→ Record set:
BEGIN
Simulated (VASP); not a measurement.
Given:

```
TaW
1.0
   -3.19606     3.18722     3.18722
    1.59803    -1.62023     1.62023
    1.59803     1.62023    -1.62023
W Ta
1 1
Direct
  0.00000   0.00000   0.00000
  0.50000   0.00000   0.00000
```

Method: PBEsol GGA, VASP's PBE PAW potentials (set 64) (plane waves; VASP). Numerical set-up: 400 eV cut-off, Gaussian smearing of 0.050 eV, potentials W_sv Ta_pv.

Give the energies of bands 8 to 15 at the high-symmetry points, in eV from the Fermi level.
END

→ Work order:
Retype the data. Keep every word as it stands.

→ Answer section:
Simulated (VASP); not a measurement.
Given:

```
TaW
1.0
   -3.19606     3.18722     3.18722
    1.59803    -1.62023     1.62023
    1.59803     1.62023    -1.62023
W Ta
1 1
Direct
  0.00000   0.00000   0.00000
  0.50000   0.00000   0.00000
```

Method: PBEsol GGA, VASP's PBE PAW potentials (set 64) (plane waves; VASP). Numerical set-up: 400 eV cut-off, Gaussian smearing of 0.050 eV, potentials W_sv Ta_pv.

Give the energies of bands 8 to 15 at the high-symmetry points, in eV from the Fermi level.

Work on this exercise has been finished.